§ ASSIGNED TASK
Restate, word for word, each record that follows.

§ INFORMATION SUPPLIED

=======

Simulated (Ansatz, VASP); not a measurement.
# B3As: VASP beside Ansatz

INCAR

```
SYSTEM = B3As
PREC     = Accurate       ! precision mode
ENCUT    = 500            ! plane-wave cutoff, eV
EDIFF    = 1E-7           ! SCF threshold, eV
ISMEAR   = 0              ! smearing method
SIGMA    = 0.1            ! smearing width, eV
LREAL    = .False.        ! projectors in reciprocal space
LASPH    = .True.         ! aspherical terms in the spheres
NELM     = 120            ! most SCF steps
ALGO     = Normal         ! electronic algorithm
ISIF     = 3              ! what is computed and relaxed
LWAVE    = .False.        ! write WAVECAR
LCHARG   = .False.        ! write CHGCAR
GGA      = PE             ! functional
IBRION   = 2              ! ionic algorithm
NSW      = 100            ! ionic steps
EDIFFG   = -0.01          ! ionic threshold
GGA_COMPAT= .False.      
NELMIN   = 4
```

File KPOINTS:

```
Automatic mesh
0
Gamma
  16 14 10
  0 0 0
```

=======

§ EXERCISE OUTPUT
Simulated (Ansatz, VASP); not a measurement.
# B3As: VASP beside Ansatz

INCAR

```
SYSTEM = B3As
PREC     = Accurate       ! precision mode
ENCUT    = 500            ! plane-wave cutoff, eV
EDIFF    = 1E-7           ! SCF threshold, eV
ISMEAR   = 0              ! smearing method
SIGMA    = 0.1            ! smearing width, eV
LREAL    = .False.        ! projectors in reciprocal space
LASPH    = .True.         ! aspherical terms in the spheres
NELM     = 120            ! most SCF steps
ALGO     = Normal         ! electronic algorithm
ISIF     = 3              ! what is computed and relaxed
LWAVE    = .False.        ! write WAVECAR
LCHARG   = .False.        ! write CHGCAR
GGA      = PE             ! functional
IBRION   = 2              ! ionic algorithm
NSW      = 100            ! ionic steps
EDIFFG   = -0.01          ! ionic threshold
GGA_COMPAT= .False.      
NELMIN   = 4
```

File KPOINTS:

```
Automatic mesh
0
Gamma
  16 14 10
  0 0 0
```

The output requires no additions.